Available data below:

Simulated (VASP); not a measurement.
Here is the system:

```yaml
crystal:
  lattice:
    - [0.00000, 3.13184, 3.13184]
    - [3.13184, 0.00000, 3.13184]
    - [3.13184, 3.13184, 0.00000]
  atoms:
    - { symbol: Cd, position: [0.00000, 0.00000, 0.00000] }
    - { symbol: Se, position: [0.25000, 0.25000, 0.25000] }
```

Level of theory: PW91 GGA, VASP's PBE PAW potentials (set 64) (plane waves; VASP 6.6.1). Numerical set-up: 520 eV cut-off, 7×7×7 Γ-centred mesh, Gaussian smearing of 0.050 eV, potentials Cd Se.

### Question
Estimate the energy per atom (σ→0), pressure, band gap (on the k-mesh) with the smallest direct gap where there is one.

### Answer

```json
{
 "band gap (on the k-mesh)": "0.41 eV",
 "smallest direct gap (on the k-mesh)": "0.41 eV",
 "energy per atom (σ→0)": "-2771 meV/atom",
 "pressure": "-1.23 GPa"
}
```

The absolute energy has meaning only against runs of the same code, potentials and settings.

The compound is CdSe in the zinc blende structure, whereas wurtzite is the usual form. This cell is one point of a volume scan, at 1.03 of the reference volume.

End of Available data.

Starting with the first line of the records, repeat every line up to and including the one containing "### Question", and nothing else.

Simulated (VASP); not a measurement.
Here is the system:

```yaml
crystal:
  lattice:
    - [0.00000, 3.13184, 3.13184]
    - [3.13184, 0.00000, 3.13184]
    - [3.13184, 3.13184, 0.00000]
  atoms:
    - { symbol: Cd, position: [0.00000, 0.00000, 0.00000] }
    - { symbol: Se, position: [0.25000, 0.25000, 0.25000] }
```

Level of theory: PW91 GGA, VASP's PBE PAW potentials (set 64) (plane waves; VASP 6.6.1). Numerical set-up: 520 eV cut-off, 7×7×7 Γ-centred mesh, Gaussian smearing of 0.050 eV, potentials Cd Se.

### Question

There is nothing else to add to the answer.